▶ [Data to examine]:
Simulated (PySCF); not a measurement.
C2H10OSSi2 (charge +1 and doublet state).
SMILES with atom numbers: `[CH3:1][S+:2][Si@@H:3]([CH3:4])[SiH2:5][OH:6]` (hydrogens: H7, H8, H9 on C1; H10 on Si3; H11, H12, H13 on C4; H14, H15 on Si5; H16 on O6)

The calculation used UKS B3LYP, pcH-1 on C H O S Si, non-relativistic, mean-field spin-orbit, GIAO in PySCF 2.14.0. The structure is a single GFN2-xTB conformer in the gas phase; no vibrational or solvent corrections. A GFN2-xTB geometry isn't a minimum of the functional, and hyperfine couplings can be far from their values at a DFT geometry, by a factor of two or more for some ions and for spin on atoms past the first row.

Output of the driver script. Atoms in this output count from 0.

▶ [Work request]:
When you reach this point, go back and write out each record above exactly.

▶ [Reply]:
Simulated (PySCF); not a measurement.
C2H10OSSi2 (charge +1 and doublet state).
SMILES with atom numbers: `[CH3:1][S+:2][Si@@H:3]([CH3:4])[SiH2:5][OH:6]` (hydrogens: H7, H8, H9 on C1; H10 on Si3; H11, H12, H13 on C4; H14, H15 on Si5; H16 on O6)

The calculation used UKS B3LYP, pcH-1 on C H O S Si, non-relativistic, mean-field spin-orbit, GIAO in PySCF 2.14.0. The structure is a single GFN2-xTB conformer in the gas phase; no vibrational or solvent corrections. A GFN2-xTB geometry isn't a minimum of the functional, and hyperfine couplings can be far from their values at a DFT geometry, by a factor of two or more for some ions and for spin on atoms past the first row.

Output of the driver script. Atoms in this output count from 0.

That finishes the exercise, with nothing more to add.